### Data supplied ###

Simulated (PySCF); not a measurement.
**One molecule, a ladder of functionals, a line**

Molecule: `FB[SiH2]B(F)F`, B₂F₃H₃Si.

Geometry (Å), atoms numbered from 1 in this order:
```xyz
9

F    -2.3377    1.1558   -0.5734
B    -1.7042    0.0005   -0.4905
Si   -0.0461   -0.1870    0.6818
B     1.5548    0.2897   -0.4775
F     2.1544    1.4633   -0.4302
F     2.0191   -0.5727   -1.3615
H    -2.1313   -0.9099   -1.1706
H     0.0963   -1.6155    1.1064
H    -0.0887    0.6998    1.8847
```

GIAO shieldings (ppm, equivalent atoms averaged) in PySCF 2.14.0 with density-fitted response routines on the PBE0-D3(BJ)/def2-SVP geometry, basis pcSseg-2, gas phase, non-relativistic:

###

## Work instruction
Your job is to reproduce the data in full, with every line intact.

## Task answer
Simulated (PySCF); not a measurement.
**One molecule, a ladder of functionals, a line**

Molecule: `FB[SiH2]B(F)F`, B₂F₃H₃Si.

Geometry (Å), atoms numbered from 1 in this order:
```xyz
9

F    -2.3377    1.1558   -0.5734
B    -1.7042    0.0005   -0.4905
Si   -0.0461   -0.1870    0.6818
B     1.5548    0.2897   -0.4775
F     2.1544    1.4633   -0.4302
F     2.0191   -0.5727   -1.3615
H    -2.1313   -0.9099   -1.1706
H     0.0963   -1.6155    1.1064
H    -0.0887    0.6998    1.8847
```

GIAO shieldings (ppm, equivalent atoms averaged) in PySCF 2.14.0 with density-fitted response routines on the PBE0-D3(BJ)/def2-SVP geometry, basis pcSseg-2, gas phase, non-relativistic:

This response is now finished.